(Beginning of Information given)

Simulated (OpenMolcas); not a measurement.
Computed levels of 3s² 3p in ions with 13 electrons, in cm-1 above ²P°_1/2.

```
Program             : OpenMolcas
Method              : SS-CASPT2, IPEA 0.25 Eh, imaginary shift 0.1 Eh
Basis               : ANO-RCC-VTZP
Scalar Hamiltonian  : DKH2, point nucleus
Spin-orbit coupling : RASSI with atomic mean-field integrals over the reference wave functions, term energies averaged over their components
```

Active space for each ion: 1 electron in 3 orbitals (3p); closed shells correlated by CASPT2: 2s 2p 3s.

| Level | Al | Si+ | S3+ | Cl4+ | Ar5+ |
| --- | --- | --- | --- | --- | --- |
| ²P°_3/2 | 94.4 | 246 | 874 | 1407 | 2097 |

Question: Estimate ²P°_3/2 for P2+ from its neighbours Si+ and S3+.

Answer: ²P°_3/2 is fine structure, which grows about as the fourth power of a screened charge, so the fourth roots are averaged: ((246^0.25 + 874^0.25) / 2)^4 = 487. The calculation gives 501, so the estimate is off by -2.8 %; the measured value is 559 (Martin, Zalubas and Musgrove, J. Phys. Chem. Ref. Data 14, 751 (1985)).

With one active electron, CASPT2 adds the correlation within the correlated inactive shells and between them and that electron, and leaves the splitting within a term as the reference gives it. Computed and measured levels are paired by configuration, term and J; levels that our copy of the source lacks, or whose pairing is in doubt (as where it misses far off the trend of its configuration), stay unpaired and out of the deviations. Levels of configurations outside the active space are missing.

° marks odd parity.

(End of Information given)

* [Assigned task]:
Write out exactly the lines that fall from the line with "Question: Estimate ²P°_3/2" to the line with "Answer: ²P°_3/2 is" in the records above, keeping both ends.

* [Answer space]:
Question: Estimate ²P°_3/2 for P2+ from its neighbours Si+ and S3+.

Answer: ²P°_3/2 is fine structure, which grows about as the fourth power of a screened charge, so the fourth roots are averaged: ((246^0.25 + 874^0.25) / 2)^4 = 487. The calculation gives 501, so the estimate is off by -2.8 %; the measured value is 559 (Martin, Zalubas and Musgrove, J. Phys. Chem. Ref. Data 14, 751 (1985)).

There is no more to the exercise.